----------

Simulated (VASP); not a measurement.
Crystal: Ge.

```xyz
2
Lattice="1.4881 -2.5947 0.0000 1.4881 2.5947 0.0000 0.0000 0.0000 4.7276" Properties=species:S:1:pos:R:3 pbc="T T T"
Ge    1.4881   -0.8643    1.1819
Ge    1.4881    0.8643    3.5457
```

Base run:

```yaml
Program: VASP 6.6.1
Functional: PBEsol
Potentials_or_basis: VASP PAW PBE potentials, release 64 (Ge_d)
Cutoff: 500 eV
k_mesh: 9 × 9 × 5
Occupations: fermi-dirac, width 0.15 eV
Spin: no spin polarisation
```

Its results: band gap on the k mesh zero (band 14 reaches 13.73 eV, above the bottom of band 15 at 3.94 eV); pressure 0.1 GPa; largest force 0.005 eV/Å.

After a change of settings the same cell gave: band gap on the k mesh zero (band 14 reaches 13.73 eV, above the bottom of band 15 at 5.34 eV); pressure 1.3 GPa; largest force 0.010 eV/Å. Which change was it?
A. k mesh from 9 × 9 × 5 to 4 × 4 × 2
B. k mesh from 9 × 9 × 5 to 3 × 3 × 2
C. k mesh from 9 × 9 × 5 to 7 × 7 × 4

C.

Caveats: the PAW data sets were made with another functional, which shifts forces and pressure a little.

----------

WORK REQUEST | Output each line of the entries exactly, so that nothing is lost.

WRITTEN RESPONSE |
Simulated (VASP); not a measurement.
Crystal: Ge.

```xyz
2
Lattice="1.4881 -2.5947 0.0000 1.4881 2.5947 0.0000 0.0000 0.0000 4.7276" Properties=species:S:1:pos:R:3 pbc="T T T"
Ge    1.4881   -0.8643    1.1819
Ge    1.4881    0.8643    3.5457
```

Base run:

```yaml
Program: VASP 6.6.1
Functional: PBEsol
Potentials_or_basis: VASP PAW PBE potentials, release 64 (Ge_d)
Cutoff: 500 eV
k_mesh: 9 × 9 × 5
Occupations: fermi-dirac, width 0.15 eV
Spin: no spin polarisation
```

Its results: band gap on the k mesh zero (band 14 reaches 13.73 eV, above the bottom of band 15 at 3.94 eV); pressure 0.1 GPa; largest force 0.005 eV/Å.

After a change of settings the same cell gave: band gap on the k mesh zero (band 14 reaches 13.73 eV, above the bottom of band 15 at 5.34 eV); pressure 1.3 GPa; largest force 0.010 eV/Å. Which change was it?
A. k mesh from 9 × 9 × 5 to 4 × 4 × 2
B. k mesh from 9 × 9 × 5 to 3 × 3 × 2
C. k mesh from 9 × 9 × 5 to 7 × 7 × 4

C.

Caveats: the PAW data sets were made with another functional, which shifts forces and pressure a little.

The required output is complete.